------------------------------

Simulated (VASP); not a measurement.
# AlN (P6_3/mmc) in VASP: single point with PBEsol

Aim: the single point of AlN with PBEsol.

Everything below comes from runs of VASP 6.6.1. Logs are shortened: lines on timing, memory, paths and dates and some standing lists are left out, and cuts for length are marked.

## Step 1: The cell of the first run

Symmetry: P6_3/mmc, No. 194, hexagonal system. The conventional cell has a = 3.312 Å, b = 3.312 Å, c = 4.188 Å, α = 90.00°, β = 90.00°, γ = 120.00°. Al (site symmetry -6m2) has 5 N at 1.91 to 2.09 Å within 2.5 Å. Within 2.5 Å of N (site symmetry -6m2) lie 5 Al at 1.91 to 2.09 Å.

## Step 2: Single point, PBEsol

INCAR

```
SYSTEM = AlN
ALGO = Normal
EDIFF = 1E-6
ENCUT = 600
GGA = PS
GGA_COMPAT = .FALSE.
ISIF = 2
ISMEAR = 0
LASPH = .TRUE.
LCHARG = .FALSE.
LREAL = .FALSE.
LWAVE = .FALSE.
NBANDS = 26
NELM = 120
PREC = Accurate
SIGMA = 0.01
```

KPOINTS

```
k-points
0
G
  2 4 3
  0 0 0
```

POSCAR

------------------------------

### EXERCISE
Restate each record word for word.

### EXERCISE RESULT
Simulated (VASP); not a measurement.
# AlN (P6_3/mmc) in VASP: single point with PBEsol

Aim: the single point of AlN with PBEsol.

Everything below comes from runs of VASP 6.6.1. Logs are shortened: lines on timing, memory, paths and dates and some standing lists are left out, and cuts for length are marked.

## Step 1: The cell of the first run

Symmetry: P6_3/mmc, No. 194, hexagonal system. The conventional cell has a = 3.312 Å, b = 3.312 Å, c = 4.188 Å, α = 90.00°, β = 90.00°, γ = 120.00°. Al (site symmetry -6m2) has 5 N at 1.91 to 2.09 Å within 2.5 Å. Within 2.5 Å of N (site symmetry -6m2) lie 5 Al at 1.91 to 2.09 Å.

## Step 2: Single point, PBEsol

INCAR

```
SYSTEM = AlN
ALGO = Normal
EDIFF = 1E-6
ENCUT = 600
GGA = PS
GGA_COMPAT = .FALSE.
ISIF = 2
ISMEAR = 0
LASPH = .TRUE.
LCHARG = .FALSE.
LREAL = .FALSE.
LWAVE = .FALSE.
NBANDS = 26
NELM = 120
PREC = Accurate
SIGMA = 0.01
```

KPOINTS

```
k-points
0
G
  2 4 3
  0 0 0
```

POSCAR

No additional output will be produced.